The entries need to be copied exactly.

>>>>>

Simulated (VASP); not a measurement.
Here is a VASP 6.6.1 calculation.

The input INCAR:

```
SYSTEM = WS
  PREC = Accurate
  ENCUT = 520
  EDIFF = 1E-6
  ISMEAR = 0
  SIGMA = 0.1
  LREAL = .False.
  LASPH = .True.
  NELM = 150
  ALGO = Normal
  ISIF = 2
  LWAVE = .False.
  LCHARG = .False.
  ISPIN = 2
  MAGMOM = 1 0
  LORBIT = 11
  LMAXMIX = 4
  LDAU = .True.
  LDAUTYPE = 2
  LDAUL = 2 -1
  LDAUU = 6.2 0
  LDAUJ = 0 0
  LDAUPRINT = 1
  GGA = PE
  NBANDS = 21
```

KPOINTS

<<<<<

Exercise response -
Simulated (VASP); not a measurement.
Here is a VASP 6.6.1 calculation.

The input INCAR:

```
SYSTEM = WS
  PREC = Accurate
  ENCUT = 520
  EDIFF = 1E-6
  ISMEAR = 0
  SIGMA = 0.1
  LREAL = .False.
  LASPH = .True.
  NELM = 150
  ALGO = Normal
  ISIF = 2
  LWAVE = .False.
  LCHARG = .False.
  ISPIN = 2
  MAGMOM = 1 0
  LORBIT = 11
  LMAXMIX = 4
  LDAU = .True.
  LDAUTYPE = 2
  LDAUL = 2 -1
  LDAUU = 6.2 0
  LDAUJ = 0 0
  LDAUPRINT = 1
  GGA = PE
  NBANDS = 21
```

KPOINTS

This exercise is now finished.